Dataset: Begin
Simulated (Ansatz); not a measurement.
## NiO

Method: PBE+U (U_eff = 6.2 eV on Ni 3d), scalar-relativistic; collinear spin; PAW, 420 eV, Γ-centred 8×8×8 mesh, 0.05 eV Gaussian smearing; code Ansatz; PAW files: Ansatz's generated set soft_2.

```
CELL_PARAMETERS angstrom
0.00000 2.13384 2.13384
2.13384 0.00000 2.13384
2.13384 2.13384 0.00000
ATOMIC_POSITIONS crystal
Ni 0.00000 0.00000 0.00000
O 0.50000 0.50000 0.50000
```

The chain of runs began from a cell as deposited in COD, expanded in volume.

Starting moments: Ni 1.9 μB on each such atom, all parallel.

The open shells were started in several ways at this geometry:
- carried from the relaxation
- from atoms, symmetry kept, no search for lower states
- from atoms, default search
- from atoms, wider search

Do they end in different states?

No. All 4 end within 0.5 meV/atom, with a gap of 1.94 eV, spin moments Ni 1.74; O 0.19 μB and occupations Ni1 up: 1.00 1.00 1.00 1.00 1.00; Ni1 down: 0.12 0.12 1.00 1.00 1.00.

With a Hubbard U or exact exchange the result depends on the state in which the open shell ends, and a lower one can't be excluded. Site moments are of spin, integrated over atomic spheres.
Dataset: End

■ Assignment: Out of the data above, transcribe exactly and only the lines starting with the line that has "Starting moments: Ni" and going on through the line that has "- from atoms, wider search", both included.

■ Written answer:
Starting moments: Ni 1.9 μB on each such atom, all parallel.

The open shells were started in several ways at this geometry:
- carried from the relaxation
- from atoms, symmetry kept, no search for lower states
- from atoms, default search
- from atoms, wider search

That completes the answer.